| Requirement |
Without altering a single word, repeat the records that follow.

>>>

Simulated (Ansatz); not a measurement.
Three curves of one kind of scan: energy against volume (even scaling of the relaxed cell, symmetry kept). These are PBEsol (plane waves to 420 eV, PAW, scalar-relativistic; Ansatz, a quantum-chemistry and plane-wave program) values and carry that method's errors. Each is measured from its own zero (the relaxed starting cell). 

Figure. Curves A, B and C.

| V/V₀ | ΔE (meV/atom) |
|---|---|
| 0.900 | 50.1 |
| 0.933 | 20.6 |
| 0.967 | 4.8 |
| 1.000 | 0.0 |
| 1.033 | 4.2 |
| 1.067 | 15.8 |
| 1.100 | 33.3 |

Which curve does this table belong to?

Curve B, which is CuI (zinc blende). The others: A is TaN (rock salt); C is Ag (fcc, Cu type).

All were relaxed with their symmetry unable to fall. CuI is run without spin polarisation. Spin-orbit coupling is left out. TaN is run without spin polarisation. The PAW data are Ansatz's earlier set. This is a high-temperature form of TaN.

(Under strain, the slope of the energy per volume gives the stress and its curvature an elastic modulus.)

<<<

| Response area |
Simulated (Ansatz); not a measurement.
Three curves of one kind of scan: energy against volume (even scaling of the relaxed cell, symmetry kept). These are PBEsol (plane waves to 420 eV, PAW, scalar-relativistic; Ansatz, a quantum-chemistry and plane-wave program) values and carry that method's errors. Each is measured from its own zero (the relaxed starting cell). 

Figure. Curves A, B and C.

| V/V₀ | ΔE (meV/atom) |
|---|---|
| 0.900 | 50.1 |
| 0.933 | 20.6 |
| 0.967 | 4.8 |
| 1.000 | 0.0 |
| 1.033 | 4.2 |
| 1.067 | 15.8 |
| 1.100 | 33.3 |

Which curve does this table belong to?

Curve B, which is CuI (zinc blende). The others: A is TaN (rock salt); C is Ag (fcc, Cu type).

All were relaxed with their symmetry unable to fall. CuI is run without spin polarisation. Spin-orbit coupling is left out. TaN is run without spin polarisation. The PAW data are Ansatz's earlier set. This is a high-temperature form of TaN.

(Under strain, the slope of the energy per volume gives the stress and its curvature an elastic modulus.)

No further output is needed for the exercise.